Top of Information provided

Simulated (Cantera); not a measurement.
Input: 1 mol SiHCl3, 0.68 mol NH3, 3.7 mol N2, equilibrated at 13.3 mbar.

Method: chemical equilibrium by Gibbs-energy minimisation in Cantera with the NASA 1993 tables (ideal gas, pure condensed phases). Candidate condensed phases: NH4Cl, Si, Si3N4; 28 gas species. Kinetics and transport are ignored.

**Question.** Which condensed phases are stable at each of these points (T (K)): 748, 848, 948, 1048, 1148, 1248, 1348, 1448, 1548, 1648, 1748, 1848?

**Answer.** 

Bottom of Information provided

**Required action**
Retype the data in full, precisely as given.

**Task solution**
Simulated (Cantera); not a measurement.
Input: 1 mol SiHCl3, 0.68 mol NH3, 3.7 mol N2, equilibrated at 13.3 mbar.

Method: chemical equilibrium by Gibbs-energy minimisation in Cantera with the NASA 1993 tables (ideal gas, pure condensed phases). Candidate condensed phases: NH4Cl, Si, Si3N4; 28 gas species. Kinetics and transport are ignored.

**Question.** Which condensed phases are stable at each of these points (T (K)): 748, 848, 948, 1048, 1148, 1248, 1348, 1448, 1548, 1648, 1748, 1848?

**Answer.** 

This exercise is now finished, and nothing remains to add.